■ Assigned task ■
Copy out, word for word, the lines from the start of the data below through the line containing "Largest T1 diagnostic", and no others.

■ Provided data ■

--*--

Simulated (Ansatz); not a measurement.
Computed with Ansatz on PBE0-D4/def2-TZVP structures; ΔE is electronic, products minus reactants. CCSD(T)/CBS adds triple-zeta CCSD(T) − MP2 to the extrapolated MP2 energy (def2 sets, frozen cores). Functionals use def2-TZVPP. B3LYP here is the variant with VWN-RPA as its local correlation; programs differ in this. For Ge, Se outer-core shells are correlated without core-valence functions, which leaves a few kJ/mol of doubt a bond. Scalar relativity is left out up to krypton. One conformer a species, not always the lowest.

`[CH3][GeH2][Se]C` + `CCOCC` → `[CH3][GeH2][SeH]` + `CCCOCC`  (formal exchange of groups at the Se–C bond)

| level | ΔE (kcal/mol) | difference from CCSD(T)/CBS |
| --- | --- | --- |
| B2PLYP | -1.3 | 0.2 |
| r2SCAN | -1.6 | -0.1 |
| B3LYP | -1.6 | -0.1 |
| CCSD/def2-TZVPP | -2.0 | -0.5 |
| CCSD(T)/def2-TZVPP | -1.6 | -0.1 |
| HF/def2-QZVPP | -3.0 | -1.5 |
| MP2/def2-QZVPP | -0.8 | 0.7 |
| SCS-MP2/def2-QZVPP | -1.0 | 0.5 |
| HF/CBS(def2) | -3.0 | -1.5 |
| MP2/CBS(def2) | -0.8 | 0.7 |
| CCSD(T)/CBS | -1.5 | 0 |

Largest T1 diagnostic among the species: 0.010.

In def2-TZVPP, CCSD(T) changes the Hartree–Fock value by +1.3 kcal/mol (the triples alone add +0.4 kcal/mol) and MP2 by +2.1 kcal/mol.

--*--

■ Reply ■
Simulated (Ansatz); not a measurement.
Computed with Ansatz on PBE0-D4/def2-TZVP structures; ΔE is electronic, products minus reactants. CCSD(T)/CBS adds triple-zeta CCSD(T) − MP2 to the extrapolated MP2 energy (def2 sets, frozen cores). Functionals use def2-TZVPP. B3LYP here is the variant with VWN-RPA as its local correlation; programs differ in this. For Ge, Se outer-core shells are correlated without core-valence functions, which leaves a few kJ/mol of doubt a bond. Scalar relativity is left out up to krypton. One conformer a species, not always the lowest.

`[CH3][GeH2][Se]C` + `CCOCC` → `[CH3][GeH2][SeH]` + `CCCOCC`  (formal exchange of groups at the Se–C bond)

| level | ΔE (kcal/mol) | difference from CCSD(T)/CBS |
| --- | --- | --- |
| B2PLYP | -1.3 | 0.2 |
| r2SCAN | -1.6 | -0.1 |
| B3LYP | -1.6 | -0.1 |
| CCSD/def2-TZVPP | -2.0 | -0.5 |
| CCSD(T)/def2-TZVPP | -1.6 | -0.1 |
| HF/def2-QZVPP | -3.0 | -1.5 |
| MP2/def2-QZVPP | -0.8 | 0.7 |
| SCS-MP2/def2-QZVPP | -1.0 | 0.5 |
| HF/CBS(def2) | -3.0 | -1.5 |
| MP2/CBS(def2) | -0.8 | 0.7 |
| CCSD(T)/CBS | -1.5 | 0 |

Largest T1 diagnostic among the species: 0.010.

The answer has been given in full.